**WORK ORDER:**
These entries are to be set down again exactly.

**MATERIAL SHOWN:**
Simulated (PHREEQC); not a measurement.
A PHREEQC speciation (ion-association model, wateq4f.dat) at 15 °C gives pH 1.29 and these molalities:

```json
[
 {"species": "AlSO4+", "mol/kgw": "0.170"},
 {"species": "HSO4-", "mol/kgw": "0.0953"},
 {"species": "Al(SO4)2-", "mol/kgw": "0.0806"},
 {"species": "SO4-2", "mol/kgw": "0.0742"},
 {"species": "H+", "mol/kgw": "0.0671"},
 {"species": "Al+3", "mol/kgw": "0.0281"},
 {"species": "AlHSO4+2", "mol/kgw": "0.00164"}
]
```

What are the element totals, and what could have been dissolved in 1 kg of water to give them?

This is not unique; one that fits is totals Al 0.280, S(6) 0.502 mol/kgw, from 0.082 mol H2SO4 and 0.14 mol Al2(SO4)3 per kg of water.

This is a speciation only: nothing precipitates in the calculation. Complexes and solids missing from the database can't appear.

**REPLY:**
Simulated (PHREEQC); not a measurement.
A PHREEQC speciation (ion-association model, wateq4f.dat) at 15 °C gives pH 1.29 and these molalities:

```json
[
 {"species": "AlSO4+", "mol/kgw": "0.170"},
 {"species": "HSO4-", "mol/kgw": "0.0953"},
 {"species": "Al(SO4)2-", "mol/kgw": "0.0806"},
 {"species": "SO4-2", "mol/kgw": "0.0742"},
 {"species": "H+", "mol/kgw": "0.0671"},
 {"species": "Al+3", "mol/kgw": "0.0281"},
 {"species": "AlHSO4+2", "mol/kgw": "0.00164"}
]
```

What are the element totals, and what could have been dissolved in 1 kg of water to give them?

This is not unique; one that fits is totals Al 0.280, S(6) 0.502 mol/kgw, from 0.082 mol H2SO4 and 0.14 mol Al2(SO4)3 per kg of water.

This is a speciation only: nothing precipitates in the calculation. Complexes and solids missing from the database can't appear.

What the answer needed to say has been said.